▶ _Work item_:
The expected answer is the set of lines in the data below between the line holding "### Question" and the line holding "A cubic in V^(−2/3), the", inclusive, written out exactly.

▶ _Data section_:
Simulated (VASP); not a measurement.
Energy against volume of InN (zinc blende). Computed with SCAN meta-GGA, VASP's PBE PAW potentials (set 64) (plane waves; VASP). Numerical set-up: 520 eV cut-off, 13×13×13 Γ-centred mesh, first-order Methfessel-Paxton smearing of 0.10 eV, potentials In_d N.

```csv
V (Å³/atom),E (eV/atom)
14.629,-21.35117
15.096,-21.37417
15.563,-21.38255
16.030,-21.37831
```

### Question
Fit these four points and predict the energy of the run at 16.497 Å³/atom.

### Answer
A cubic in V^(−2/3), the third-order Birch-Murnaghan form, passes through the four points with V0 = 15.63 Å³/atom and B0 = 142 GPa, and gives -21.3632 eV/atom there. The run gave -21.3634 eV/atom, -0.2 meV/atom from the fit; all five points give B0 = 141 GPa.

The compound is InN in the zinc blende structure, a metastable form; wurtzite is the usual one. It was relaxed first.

▶ _Exercise result_:
### Question
Fit these four points and predict the energy of the run at 16.497 Å³/atom.

### Answer
A cubic in V^(−2/3), the third-order Birch-Murnaghan form, passes through the four points with V0 = 15.63 Å³/atom and B0 = 142 GPa, and gives -21.3632 eV/atom there. The run gave -21.3634 eV/atom, -0.2 meV/atom from the fit; all five points give B0 = 141 GPa.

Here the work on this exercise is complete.